● **Work task**
Output nothing but the lines from the first line of the entries to the line with "- B3LYP/STO-3G: the", inclusive, exactly as they read.

Data excerpts below:

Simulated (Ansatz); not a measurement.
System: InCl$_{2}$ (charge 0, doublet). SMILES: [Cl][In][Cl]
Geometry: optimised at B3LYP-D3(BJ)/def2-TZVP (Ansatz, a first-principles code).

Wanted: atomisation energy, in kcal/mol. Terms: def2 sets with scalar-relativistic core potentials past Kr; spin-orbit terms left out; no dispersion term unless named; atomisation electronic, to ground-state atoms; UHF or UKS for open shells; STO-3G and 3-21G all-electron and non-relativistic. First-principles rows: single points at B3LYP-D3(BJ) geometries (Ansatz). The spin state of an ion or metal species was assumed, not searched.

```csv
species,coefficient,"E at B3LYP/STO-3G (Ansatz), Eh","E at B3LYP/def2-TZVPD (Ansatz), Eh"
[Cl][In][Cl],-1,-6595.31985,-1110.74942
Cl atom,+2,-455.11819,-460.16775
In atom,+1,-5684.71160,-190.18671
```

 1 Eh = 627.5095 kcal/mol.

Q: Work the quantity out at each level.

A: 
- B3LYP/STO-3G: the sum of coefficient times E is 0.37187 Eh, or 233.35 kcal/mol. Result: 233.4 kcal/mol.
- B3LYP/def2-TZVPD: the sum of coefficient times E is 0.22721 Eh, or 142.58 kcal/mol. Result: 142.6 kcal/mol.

End of Data excerpts.

● **Response**
Simulated (Ansatz); not a measurement.
System: InCl$_{2}$ (charge 0, doublet). SMILES: [Cl][In][Cl]
Geometry: optimised at B3LYP-D3(BJ)/def2-TZVP (Ansatz, a first-principles code).

Wanted: atomisation energy, in kcal/mol. Terms: def2 sets with scalar-relativistic core potentials past Kr; spin-orbit terms left out; no dispersion term unless named; atomisation electronic, to ground-state atoms; UHF or UKS for open shells; STO-3G and 3-21G all-electron and non-relativistic. First-principles rows: single points at B3LYP-D3(BJ) geometries (Ansatz). The spin state of an ion or metal species was assumed, not searched.

```csv
species,coefficient,"E at B3LYP/STO-3G (Ansatz), Eh","E at B3LYP/def2-TZVPD (Ansatz), Eh"
[Cl][In][Cl],-1,-6595.31985,-1110.74942
Cl atom,+2,-455.11819,-460.16775
In atom,+1,-5684.71160,-190.18671
```

 1 Eh = 627.5095 kcal/mol.

Q: Work the quantity out at each level.

A: 
- B3LYP/STO-3G: the sum of coefficient times E is 0.37187 Eh, or 233.35 kcal/mol. Result: 233.4 kcal/mol.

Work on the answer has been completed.